**REQUIREMENT**
Your task is to quote the records from their first line through the line containing "(Ta (Z = 73))**", with nothing added or left out.

** Opening PROVIDED DATA block **

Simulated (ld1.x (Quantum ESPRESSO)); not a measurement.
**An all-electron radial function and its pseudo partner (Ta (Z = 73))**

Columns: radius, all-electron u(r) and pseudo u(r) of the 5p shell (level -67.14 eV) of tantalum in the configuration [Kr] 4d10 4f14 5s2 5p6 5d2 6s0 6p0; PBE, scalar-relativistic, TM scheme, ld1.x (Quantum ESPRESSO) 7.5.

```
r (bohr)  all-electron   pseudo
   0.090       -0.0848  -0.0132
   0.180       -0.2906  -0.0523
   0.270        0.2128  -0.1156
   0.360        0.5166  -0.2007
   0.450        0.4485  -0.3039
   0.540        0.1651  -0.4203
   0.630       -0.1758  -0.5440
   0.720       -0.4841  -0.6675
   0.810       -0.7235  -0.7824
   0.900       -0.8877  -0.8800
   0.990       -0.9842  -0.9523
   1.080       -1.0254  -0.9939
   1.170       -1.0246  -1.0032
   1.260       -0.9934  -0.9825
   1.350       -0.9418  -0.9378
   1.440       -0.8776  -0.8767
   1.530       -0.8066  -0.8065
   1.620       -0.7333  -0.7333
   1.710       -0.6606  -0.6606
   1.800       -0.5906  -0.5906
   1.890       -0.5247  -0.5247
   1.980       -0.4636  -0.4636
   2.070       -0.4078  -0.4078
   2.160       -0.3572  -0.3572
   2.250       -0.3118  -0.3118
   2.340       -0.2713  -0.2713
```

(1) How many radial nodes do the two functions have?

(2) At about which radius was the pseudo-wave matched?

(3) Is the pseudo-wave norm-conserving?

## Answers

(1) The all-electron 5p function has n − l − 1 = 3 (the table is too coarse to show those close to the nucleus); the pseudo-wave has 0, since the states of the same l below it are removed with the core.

** Closing PROVIDED DATA block **

**TASK SOLUTION**
Simulated (ld1.x (Quantum ESPRESSO)); not a measurement.
**An all-electron radial function and its pseudo partner (Ta (Z = 73))**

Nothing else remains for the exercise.